Exercise – Extract from the entries below, exactly as given, only the lines from the line containing "Alike in both" to the line containing "Solution. Pressure (GPa): 10.8;", both lines included.

Supplied records –
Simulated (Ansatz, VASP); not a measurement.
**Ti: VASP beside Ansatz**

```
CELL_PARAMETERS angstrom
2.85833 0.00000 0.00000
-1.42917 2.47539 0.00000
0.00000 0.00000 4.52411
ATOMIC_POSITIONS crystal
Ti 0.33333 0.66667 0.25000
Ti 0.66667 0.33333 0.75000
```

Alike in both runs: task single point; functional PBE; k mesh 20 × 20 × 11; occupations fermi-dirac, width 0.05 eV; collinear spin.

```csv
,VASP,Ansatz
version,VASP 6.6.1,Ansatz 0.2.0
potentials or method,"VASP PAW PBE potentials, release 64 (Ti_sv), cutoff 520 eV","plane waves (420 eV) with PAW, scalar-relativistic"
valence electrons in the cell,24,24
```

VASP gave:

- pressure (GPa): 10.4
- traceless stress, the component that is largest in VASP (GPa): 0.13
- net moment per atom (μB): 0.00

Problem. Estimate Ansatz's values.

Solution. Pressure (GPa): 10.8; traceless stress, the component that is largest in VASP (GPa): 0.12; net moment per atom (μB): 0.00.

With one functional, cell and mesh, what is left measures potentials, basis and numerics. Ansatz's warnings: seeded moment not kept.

Response box –
Alike in both runs: task single point; functional PBE; k mesh 20 × 20 × 11; occupations fermi-dirac, width 0.05 eV; collinear spin.

```csv
,VASP,Ansatz
version,VASP 6.6.1,Ansatz 0.2.0
potentials or method,"VASP PAW PBE potentials, release 64 (Ti_sv), cutoff 520 eV","plane waves (420 eV) with PAW, scalar-relativistic"
valence electrons in the cell,24,24
```

VASP gave:

- pressure (GPa): 10.4
- traceless stress, the component that is largest in VASP (GPa): 0.13
- net moment per atom (μB): 0.00

Problem. Estimate Ansatz's values.

Solution. Pressure (GPa): 10.8; traceless stress, the component that is largest in VASP (GPa): 0.12; net moment per atom (μB): 0.00.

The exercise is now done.